========================================================================
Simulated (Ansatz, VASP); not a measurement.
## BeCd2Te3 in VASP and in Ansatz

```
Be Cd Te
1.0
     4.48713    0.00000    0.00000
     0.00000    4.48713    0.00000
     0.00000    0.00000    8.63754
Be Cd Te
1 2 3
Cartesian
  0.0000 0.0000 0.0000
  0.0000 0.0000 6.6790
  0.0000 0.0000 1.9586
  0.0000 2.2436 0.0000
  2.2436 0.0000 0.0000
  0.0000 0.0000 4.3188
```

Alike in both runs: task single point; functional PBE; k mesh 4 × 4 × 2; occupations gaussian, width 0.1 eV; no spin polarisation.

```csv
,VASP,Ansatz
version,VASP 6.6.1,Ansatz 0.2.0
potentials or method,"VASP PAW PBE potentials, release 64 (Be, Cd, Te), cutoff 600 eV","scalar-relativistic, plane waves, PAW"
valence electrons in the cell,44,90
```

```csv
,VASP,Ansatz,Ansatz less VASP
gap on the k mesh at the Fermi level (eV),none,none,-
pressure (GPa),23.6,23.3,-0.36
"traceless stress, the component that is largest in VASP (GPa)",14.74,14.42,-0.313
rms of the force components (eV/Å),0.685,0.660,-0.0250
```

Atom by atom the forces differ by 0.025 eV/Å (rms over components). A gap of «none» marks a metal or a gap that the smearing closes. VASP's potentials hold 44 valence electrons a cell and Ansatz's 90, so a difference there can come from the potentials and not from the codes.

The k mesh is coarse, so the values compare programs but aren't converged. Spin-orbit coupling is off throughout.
========================================================================

# Work request:
"Atom by atom" marks the last line to print; print everything from the first line of the data through that line, unchanged, and nothing more.

# Task result:
Simulated (Ansatz, VASP); not a measurement.
## BeCd2Te3 in VASP and in Ansatz

```
Be Cd Te
1.0
     4.48713    0.00000    0.00000
     0.00000    4.48713    0.00000
     0.00000    0.00000    8.63754
Be Cd Te
1 2 3
Cartesian
  0.0000 0.0000 0.0000
  0.0000 0.0000 6.6790
  0.0000 0.0000 1.9586
  0.0000 2.2436 0.0000
  2.2436 0.0000 0.0000
  0.0000 0.0000 4.3188
```

Alike in both runs: task single point; functional PBE; k mesh 4 × 4 × 2; occupations gaussian, width 0.1 eV; no spin polarisation.

```csv
,VASP,Ansatz
version,VASP 6.6.1,Ansatz 0.2.0
potentials or method,"VASP PAW PBE potentials, release 64 (Be, Cd, Te), cutoff 600 eV","scalar-relativistic, plane waves, PAW"
valence electrons in the cell,44,90
```

```csv
,VASP,Ansatz,Ansatz less VASP
gap on the k mesh at the Fermi level (eV),none,none,-
pressure (GPa),23.6,23.3,-0.36
"traceless stress, the component that is largest in VASP (GPa)",14.74,14.42,-0.313
rms of the force components (eV/Å),0.685,0.660,-0.0250
```

Atom by atom the forces differ by 0.025 eV/Å (rms over components). A gap of «none» marks a metal or a gap that the smearing closes. VASP's potentials hold 44 valence electrons a cell and Ansatz's 90, so a difference there can come from the potentials and not from the codes.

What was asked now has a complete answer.